§ **Exercise**: Reproduce the entries from their first line up to and including the line with "Relaxation of a". Leave out everything after it.

§ **Data shown**:
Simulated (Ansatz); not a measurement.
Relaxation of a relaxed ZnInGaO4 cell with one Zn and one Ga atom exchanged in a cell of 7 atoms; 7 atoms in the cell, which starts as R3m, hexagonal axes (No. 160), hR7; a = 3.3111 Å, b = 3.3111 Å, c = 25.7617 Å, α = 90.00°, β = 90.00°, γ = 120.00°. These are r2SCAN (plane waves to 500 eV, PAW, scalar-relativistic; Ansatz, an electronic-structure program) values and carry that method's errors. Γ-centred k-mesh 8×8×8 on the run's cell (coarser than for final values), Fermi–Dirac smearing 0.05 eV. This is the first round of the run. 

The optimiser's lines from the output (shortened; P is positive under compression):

§ **Worked solution**:
Simulated (Ansatz); not a measurement.
Relaxation of a relaxed ZnInGaO4 cell with one Zn and one Ga atom exchanged in a cell of 7 atoms; 7 atoms in the cell, which starts as R3m, hexagonal axes (No. 160), hR7; a = 3.3111 Å, b = 3.3111 Å, c = 25.7617 Å, α = 90.00°, β = 90.00°, γ = 120.00°. These are r2SCAN (plane waves to 500 eV, PAW, scalar-relativistic; Ansatz, an electronic-structure program) values and carry that method's errors. Γ-centred k-mesh 8×8×8 on the run's cell (coarser than for final values), Fermi–Dirac smearing 0.05 eV. This is the first round of the run. 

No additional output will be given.